** ACTIVITY **
Please retype the records below exactly, from the first line down to and including the line with "0.59 eV, direct.".

++++ DATA EXTRACTS ++++
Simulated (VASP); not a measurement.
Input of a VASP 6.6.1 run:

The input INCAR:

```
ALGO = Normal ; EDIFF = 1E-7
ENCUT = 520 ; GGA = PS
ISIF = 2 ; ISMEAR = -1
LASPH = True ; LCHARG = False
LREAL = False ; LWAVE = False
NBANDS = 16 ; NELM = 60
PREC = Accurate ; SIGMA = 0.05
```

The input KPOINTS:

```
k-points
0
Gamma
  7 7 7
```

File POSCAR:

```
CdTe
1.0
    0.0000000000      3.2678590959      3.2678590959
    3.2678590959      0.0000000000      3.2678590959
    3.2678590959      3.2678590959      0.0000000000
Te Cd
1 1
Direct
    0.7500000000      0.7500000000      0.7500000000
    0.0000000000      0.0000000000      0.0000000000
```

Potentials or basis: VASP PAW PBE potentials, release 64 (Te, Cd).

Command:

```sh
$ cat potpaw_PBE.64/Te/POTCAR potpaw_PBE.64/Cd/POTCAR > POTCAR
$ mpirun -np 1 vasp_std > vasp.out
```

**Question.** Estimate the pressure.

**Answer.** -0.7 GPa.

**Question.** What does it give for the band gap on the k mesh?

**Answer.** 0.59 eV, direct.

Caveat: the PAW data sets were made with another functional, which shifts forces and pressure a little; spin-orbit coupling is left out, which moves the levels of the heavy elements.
++++

** REPLY **
Simulated (VASP); not a measurement.
Input of a VASP 6.6.1 run:

The input INCAR:

```
ALGO = Normal ; EDIFF = 1E-7
ENCUT = 520 ; GGA = PS
ISIF = 2 ; ISMEAR = -1
LASPH = True ; LCHARG = False
LREAL = False ; LWAVE = False
NBANDS = 16 ; NELM = 60
PREC = Accurate ; SIGMA = 0.05
```

The input KPOINTS:

```
k-points
0
Gamma
  7 7 7
```

File POSCAR:

```
CdTe
1.0
    0.0000000000      3.2678590959      3.2678590959
    3.2678590959      0.0000000000      3.2678590959
    3.2678590959      3.2678590959      0.0000000000
Te Cd
1 1
Direct
    0.7500000000      0.7500000000      0.7500000000
    0.0000000000      0.0000000000      0.0000000000
```

Potentials or basis: VASP PAW PBE potentials, release 64 (Te, Cd).

Command:

```sh
$ cat potpaw_PBE.64/Te/POTCAR potpaw_PBE.64/Cd/POTCAR > POTCAR
$ mpirun -np 1 vasp_std > vasp.out
```

**Question.** Estimate the pressure.

**Answer.** -0.7 GPa.

**Question.** What does it give for the band gap on the k mesh?

**Answer.** 0.59 eV, direct.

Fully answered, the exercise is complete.